:: Listed records

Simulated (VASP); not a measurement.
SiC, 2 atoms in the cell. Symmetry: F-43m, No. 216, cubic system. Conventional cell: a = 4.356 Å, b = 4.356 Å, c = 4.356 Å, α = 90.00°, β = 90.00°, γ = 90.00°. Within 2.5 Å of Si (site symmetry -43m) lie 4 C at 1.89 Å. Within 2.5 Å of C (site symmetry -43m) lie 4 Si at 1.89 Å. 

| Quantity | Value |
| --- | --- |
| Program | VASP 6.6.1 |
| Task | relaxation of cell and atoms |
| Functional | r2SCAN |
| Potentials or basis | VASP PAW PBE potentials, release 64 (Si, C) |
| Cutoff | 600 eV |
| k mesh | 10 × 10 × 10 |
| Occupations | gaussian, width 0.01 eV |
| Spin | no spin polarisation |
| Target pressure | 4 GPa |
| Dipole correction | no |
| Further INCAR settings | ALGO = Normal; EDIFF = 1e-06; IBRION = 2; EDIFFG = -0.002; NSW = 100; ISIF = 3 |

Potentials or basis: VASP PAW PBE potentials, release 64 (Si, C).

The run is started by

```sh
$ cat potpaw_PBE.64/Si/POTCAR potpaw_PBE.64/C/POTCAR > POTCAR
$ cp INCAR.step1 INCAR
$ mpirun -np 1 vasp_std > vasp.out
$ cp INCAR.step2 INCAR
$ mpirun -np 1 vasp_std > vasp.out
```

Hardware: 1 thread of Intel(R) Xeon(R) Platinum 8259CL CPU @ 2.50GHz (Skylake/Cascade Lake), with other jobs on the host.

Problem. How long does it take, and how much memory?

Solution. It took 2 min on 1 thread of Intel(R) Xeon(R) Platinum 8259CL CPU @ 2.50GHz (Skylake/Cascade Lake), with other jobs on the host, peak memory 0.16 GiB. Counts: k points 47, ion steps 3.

::::

> _Work task_
Give the lines again, exactly as they stand, from the beginning of the data through the line with "Problem. How long".

> _Reply_
Simulated (VASP); not a measurement.
SiC, 2 atoms in the cell. Symmetry: F-43m, No. 216, cubic system. Conventional cell: a = 4.356 Å, b = 4.356 Å, c = 4.356 Å, α = 90.00°, β = 90.00°, γ = 90.00°. Within 2.5 Å of Si (site symmetry -43m) lie 4 C at 1.89 Å. Within 2.5 Å of C (site symmetry -43m) lie 4 Si at 1.89 Å. 

| Quantity | Value |
| --- | --- |
| Program | VASP 6.6.1 |
| Task | relaxation of cell and atoms |
| Functional | r2SCAN |
| Potentials or basis | VASP PAW PBE potentials, release 64 (Si, C) |
| Cutoff | 600 eV |
| k mesh | 10 × 10 × 10 |
| Occupations | gaussian, width 0.01 eV |
| Spin | no spin polarisation |
| Target pressure | 4 GPa |
| Dipole correction | no |
| Further INCAR settings | ALGO = Normal; EDIFF = 1e-06; IBRION = 2; EDIFFG = -0.002; NSW = 100; ISIF = 3 |

Potentials or basis: VASP PAW PBE potentials, release 64 (Si, C).

The run is started by

```sh
$ cat potpaw_PBE.64/Si/POTCAR potpaw_PBE.64/C/POTCAR > POTCAR
$ cp INCAR.step1 INCAR
$ mpirun -np 1 vasp_std > vasp.out
$ cp INCAR.step2 INCAR
$ mpirun -np 1 vasp_std > vasp.out
```

Hardware: 1 thread of Intel(R) Xeon(R) Platinum 8259CL CPU @ 2.50GHz (Skylake/Cascade Lake), with other jobs on the host.

Problem. How long does it take, and how much memory?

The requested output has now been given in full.